EXERCISE:
Return the listing in full, word for word.

______________________________
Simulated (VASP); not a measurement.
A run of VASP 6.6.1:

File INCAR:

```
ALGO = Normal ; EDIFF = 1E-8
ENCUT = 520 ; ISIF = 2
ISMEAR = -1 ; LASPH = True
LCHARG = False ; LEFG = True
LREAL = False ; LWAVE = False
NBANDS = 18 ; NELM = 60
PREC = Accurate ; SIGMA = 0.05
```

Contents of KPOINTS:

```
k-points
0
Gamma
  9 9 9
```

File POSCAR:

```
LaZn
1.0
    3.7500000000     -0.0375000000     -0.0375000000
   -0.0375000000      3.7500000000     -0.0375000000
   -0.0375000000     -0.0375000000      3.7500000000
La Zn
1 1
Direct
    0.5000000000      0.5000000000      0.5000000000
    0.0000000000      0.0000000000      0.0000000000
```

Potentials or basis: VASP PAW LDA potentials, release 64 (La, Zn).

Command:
______________________________

EXERCISE SOLUTION:
Simulated (VASP); not a measurement.
A run of VASP 6.6.1:

File INCAR:

```
ALGO = Normal ; EDIFF = 1E-8
ENCUT = 520 ; ISIF = 2
ISMEAR = -1 ; LASPH = True
LCHARG = False ; LEFG = True
LREAL = False ; LWAVE = False
NBANDS = 18 ; NELM = 60
PREC = Accurate ; SIGMA = 0.05
```

Contents of KPOINTS:

```
k-points
0
Gamma
  9 9 9
```

File POSCAR:

```
LaZn
1.0
    3.7500000000     -0.0375000000     -0.0375000000
   -0.0375000000      3.7500000000     -0.0375000000
   -0.0375000000     -0.0375000000      3.7500000000
La Zn
1 1
Direct
    0.5000000000      0.5000000000      0.5000000000
    0.0000000000      0.0000000000      0.0000000000
```

Potentials or basis: VASP PAW LDA potentials, release 64 (La, Zn).

Command:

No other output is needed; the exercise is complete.